▶ [Action item]: Start at the first line of the listing below. Write out each line exactly, stopping after the one that contains "(2) Between the".

*** Opening of Data section ***

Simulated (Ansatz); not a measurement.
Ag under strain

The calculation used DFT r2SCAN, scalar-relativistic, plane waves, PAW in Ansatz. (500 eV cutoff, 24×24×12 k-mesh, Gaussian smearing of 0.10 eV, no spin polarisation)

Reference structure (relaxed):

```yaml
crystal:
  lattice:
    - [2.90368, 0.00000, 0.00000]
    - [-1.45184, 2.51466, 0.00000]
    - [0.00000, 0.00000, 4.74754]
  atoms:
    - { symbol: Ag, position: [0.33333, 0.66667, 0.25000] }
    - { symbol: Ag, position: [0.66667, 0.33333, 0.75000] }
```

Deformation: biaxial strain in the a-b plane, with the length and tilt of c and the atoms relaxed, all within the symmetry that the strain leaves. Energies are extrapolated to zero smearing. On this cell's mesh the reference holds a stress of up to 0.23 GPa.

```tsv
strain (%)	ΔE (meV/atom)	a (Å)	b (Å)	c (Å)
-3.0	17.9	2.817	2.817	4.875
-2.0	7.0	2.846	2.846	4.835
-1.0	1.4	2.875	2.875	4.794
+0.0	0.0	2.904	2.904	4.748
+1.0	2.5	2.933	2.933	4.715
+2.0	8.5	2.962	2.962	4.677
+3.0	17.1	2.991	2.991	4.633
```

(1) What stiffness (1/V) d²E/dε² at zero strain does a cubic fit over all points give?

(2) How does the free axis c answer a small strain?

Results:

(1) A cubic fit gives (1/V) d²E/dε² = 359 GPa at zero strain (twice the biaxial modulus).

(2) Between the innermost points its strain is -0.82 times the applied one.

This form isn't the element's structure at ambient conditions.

*** Close of Data section ***

▶ [Response]:
Simulated (Ansatz); not a measurement.
Ag under strain

The calculation used DFT r2SCAN, scalar-relativistic, plane waves, PAW in Ansatz. (500 eV cutoff, 24×24×12 k-mesh, Gaussian smearing of 0.10 eV, no spin polarisation)

Reference structure (relaxed):

```yaml
crystal:
  lattice:
    - [2.90368, 0.00000, 0.00000]
    - [-1.45184, 2.51466, 0.00000]
    - [0.00000, 0.00000, 4.74754]
  atoms:
    - { symbol: Ag, position: [0.33333, 0.66667, 0.25000] }
    - { symbol: Ag, position: [0.66667, 0.33333, 0.75000] }
```

Deformation: biaxial strain in the a-b plane, with the length and tilt of c and the atoms relaxed, all within the symmetry that the strain leaves. Energies are extrapolated to zero smearing. On this cell's mesh the reference holds a stress of up to 0.23 GPa.

```tsv
strain (%)	ΔE (meV/atom)	a (Å)	b (Å)	c (Å)
-3.0	17.9	2.817	2.817	4.875
-2.0	7.0	2.846	2.846	4.835
-1.0	1.4	2.875	2.875	4.794
+0.0	0.0	2.904	2.904	4.748
+1.0	2.5	2.933	2.933	4.715
+2.0	8.5	2.962	2.962	4.677
+3.0	17.1	2.991	2.991	4.633
```

(1) What stiffness (1/V) d²E/dε² at zero strain does a cubic fit over all points give?

(2) How does the free axis c answer a small strain?

Results:

(1) A cubic fit gives (1/V) d²E/dε² = 359 GPa at zero strain (twice the biaxial modulus).

(2) Between the innermost points its strain is -0.82 times the applied one.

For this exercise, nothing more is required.